# Assigned task
The reply should hold every line of the data, unchanged and complete.

# Dataset entries
------------------------------------

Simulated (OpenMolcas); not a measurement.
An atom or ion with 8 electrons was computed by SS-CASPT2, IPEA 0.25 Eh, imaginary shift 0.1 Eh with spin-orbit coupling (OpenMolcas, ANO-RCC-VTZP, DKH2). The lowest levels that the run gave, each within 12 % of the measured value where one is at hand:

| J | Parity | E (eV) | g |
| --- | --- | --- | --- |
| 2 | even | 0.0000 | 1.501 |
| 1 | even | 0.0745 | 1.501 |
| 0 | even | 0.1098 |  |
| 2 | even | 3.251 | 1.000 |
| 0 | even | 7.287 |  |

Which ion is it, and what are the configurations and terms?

------------------------------------

# Your solution
Simulated (OpenMolcas); not a measurement.
An atom or ion with 8 electrons was computed by SS-CASPT2, IPEA 0.25 Eh, imaginary shift 0.1 Eh with spin-orbit coupling (OpenMolcas, ANO-RCC-VTZP, DKH2). The lowest levels that the run gave, each within 12 % of the measured value where one is at hand:

| J | Parity | E (eV) | g |
| --- | --- | --- | --- |
| 2 | even | 0.0000 | 1.501 |
| 1 | even | 0.0745 | 1.501 |
| 0 | even | 0.1098 |  |
| 2 | even | 3.251 | 1.000 |
| 0 | even | 7.287 |  |

Which ion is it, and what are the configurations and terms?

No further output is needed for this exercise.